WORK TASK -> Type the entries again, word for word.

PROVIDED MATERIAL ->
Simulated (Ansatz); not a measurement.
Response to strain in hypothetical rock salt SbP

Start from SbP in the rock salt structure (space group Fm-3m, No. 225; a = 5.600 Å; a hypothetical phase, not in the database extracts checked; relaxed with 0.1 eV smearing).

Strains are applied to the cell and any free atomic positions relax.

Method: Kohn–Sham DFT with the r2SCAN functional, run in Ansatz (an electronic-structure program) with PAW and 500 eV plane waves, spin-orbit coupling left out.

WRITTEN SOLUTION ->
Simulated (Ansatz); not a measurement.
Response to strain in hypothetical rock salt SbP

Start from SbP in the rock salt structure (space group Fm-3m, No. 225; a = 5.600 Å; a hypothetical phase, not in the database extracts checked; relaxed with 0.1 eV smearing).

Strains are applied to the cell and any free atomic positions relax.

Method: Kohn–Sham DFT with the r2SCAN functional, run in Ansatz (an electronic-structure program) with PAW and 500 eV plane waves, spin-orbit coupling left out.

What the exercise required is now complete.